> EXERCISE: Please quote exactly the lines below from the line containing "Au LXVII: magnetic" to the line containing "Level of theory: configuration", both lines included, and nothing else.

> DATA UNDER STUDY:
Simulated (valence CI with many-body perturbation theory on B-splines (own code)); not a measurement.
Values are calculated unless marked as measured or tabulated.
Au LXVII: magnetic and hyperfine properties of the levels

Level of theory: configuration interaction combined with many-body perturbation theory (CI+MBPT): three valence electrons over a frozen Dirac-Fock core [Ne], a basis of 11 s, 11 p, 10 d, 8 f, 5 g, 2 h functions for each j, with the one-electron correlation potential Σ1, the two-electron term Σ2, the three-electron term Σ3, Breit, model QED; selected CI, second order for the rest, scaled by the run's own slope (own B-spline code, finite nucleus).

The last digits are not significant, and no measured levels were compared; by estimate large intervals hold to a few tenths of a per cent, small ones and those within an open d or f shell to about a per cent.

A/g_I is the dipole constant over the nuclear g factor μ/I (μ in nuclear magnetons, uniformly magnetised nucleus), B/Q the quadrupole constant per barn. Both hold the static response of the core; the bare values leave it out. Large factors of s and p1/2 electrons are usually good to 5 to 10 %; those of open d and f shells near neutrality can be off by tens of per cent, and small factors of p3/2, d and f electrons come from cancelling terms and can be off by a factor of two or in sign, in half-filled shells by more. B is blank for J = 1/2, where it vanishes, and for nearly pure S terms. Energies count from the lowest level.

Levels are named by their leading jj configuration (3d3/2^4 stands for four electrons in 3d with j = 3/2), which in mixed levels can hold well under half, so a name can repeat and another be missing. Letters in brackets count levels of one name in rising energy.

> WRITTEN RESPONSE:
Au LXVII: magnetic and hyperfine properties of the levels

Level of theory: configuration interaction combined with many-body perturbation theory (CI+MBPT): three valence electrons over a frozen Dirac-Fock core [Ne], a basis of 11 s, 11 p, 10 d, 8 f, 5 g, 2 h functions for each j, with the one-electron correlation potential Σ1, the two-electron term Σ2, the three-electron term Σ3, Breit, model QED; selected CI, second order for the rest, scaled by the run's own slope (own B-spline code, finite nucleus).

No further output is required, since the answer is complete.